*** Extracted material

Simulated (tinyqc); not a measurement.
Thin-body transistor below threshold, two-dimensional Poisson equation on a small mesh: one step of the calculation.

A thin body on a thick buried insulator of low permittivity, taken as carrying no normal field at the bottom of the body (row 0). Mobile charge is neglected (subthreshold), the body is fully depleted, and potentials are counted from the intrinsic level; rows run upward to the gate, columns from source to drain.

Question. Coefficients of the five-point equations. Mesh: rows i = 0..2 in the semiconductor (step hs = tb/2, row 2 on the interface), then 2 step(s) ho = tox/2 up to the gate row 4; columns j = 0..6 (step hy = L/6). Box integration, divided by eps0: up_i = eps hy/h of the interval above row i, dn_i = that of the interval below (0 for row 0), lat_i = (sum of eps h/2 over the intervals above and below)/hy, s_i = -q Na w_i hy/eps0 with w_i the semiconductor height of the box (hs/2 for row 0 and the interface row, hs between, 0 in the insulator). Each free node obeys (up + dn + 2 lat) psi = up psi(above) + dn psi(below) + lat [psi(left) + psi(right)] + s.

******

**Required action:** The lines needed are the ones from the first line of the entries through the line that contains "Thin-body transistor below", given again without any change.

**Answer section:**
Simulated (tinyqc); not a measurement.
Thin-body transistor below threshold, two-dimensional Poisson equation on a small mesh: one step of the calculation.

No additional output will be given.